• Listed records:
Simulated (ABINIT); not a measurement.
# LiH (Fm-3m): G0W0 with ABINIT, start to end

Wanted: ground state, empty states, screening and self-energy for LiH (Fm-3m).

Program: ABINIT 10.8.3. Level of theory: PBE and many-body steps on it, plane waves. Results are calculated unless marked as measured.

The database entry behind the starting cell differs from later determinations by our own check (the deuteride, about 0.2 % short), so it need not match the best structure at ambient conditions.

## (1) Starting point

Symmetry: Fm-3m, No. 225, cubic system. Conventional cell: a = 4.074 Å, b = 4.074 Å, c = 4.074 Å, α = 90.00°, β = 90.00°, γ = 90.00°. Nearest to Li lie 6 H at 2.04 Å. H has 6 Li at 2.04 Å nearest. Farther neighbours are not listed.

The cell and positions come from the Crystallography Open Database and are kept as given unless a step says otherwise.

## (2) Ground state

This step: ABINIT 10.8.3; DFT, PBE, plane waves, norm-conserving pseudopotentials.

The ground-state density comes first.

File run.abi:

• Assigned task: Write down, word for word, the lines above from the one containing "This step: ABINIT" through the one containing "The ground-state density comes first.", both ends included.

• Expected answer:
This step: ABINIT 10.8.3; DFT, PBE, plane waves, norm-conserving pseudopotentials.

The ground-state density comes first.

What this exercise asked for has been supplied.